▶ [WORK INSTRUCTION]:
Copy the listing out exactly as shown.

◆ ◆ ◆ ◆ ◆ ◆ ◆
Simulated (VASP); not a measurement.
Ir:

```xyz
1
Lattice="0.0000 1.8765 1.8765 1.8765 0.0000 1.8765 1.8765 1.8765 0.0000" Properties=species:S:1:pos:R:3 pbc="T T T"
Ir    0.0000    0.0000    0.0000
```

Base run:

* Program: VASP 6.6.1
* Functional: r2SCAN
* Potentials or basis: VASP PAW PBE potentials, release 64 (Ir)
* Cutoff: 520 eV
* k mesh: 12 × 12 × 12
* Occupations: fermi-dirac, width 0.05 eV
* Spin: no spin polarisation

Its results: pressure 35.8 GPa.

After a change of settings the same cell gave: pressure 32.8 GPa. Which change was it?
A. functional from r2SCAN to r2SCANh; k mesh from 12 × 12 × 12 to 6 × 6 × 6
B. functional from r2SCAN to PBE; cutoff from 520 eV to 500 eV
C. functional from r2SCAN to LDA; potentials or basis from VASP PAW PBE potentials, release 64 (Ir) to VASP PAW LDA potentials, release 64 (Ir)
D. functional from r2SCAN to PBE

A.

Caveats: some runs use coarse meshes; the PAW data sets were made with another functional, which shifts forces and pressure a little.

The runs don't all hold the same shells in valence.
◆ ◆ ◆ ◆ ◆ ◆ ◆

▶ [ANSWER SECTION]:
Simulated (VASP); not a measurement.
Ir:

```xyz
1
Lattice="0.0000 1.8765 1.8765 1.8765 0.0000 1.8765 1.8765 1.8765 0.0000" Properties=species:S:1:pos:R:3 pbc="T T T"
Ir    0.0000    0.0000    0.0000
```

Base run:

* Program: VASP 6.6.1
* Functional: r2SCAN
* Potentials or basis: VASP PAW PBE potentials, release 64 (Ir)
* Cutoff: 520 eV
* k mesh: 12 × 12 × 12
* Occupations: fermi-dirac, width 0.05 eV
* Spin: no spin polarisation

Its results: pressure 35.8 GPa.

After a change of settings the same cell gave: pressure 32.8 GPa. Which change was it?
A. functional from r2SCAN to r2SCANh; k mesh from 12 × 12 × 12 to 6 × 6 × 6
B. functional from r2SCAN to PBE; cutoff from 520 eV to 500 eV
C. functional from r2SCAN to LDA; potentials or basis from VASP PAW PBE potentials, release 64 (Ir) to VASP PAW LDA potentials, release 64 (Ir)
D. functional from r2SCAN to PBE

A.

Caveats: some runs use coarse meshes; the PAW data sets were made with another functional, which shifts forces and pressure a little.

The runs don't all hold the same shells in valence.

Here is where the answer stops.